**Work order**
Copy out the records below exactly as they appear.

**Material supplied**
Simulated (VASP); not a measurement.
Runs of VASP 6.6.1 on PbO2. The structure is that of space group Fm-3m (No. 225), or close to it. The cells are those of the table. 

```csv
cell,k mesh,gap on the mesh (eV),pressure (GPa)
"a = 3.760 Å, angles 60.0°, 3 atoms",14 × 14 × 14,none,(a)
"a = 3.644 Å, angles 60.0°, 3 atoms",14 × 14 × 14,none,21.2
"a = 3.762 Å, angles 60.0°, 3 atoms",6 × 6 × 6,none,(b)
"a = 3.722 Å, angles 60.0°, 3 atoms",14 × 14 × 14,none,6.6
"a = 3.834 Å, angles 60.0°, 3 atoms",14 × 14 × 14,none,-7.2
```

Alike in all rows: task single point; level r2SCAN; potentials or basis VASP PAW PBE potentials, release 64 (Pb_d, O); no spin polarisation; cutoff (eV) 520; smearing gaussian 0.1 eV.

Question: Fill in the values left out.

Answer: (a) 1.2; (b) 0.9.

**Worked solution**
Simulated (VASP); not a measurement.
Runs of VASP 6.6.1 on PbO2. The structure is that of space group Fm-3m (No. 225), or close to it. The cells are those of the table. 

```csv
cell,k mesh,gap on the mesh (eV),pressure (GPa)
"a = 3.760 Å, angles 60.0°, 3 atoms",14 × 14 × 14,none,(a)
"a = 3.644 Å, angles 60.0°, 3 atoms",14 × 14 × 14,none,21.2
"a = 3.762 Å, angles 60.0°, 3 atoms",6 × 6 × 6,none,(b)
"a = 3.722 Å, angles 60.0°, 3 atoms",14 × 14 × 14,none,6.6
"a = 3.834 Å, angles 60.0°, 3 atoms",14 × 14 × 14,none,-7.2
```

Alike in all rows: task single point; level r2SCAN; potentials or basis VASP PAW PBE potentials, release 64 (Pb_d, O); no spin polarisation; cutoff (eV) 520; smearing gaussian 0.1 eV.

Question: Fill in the values left out.

Answer: (a) 1.2; (b) 0.9.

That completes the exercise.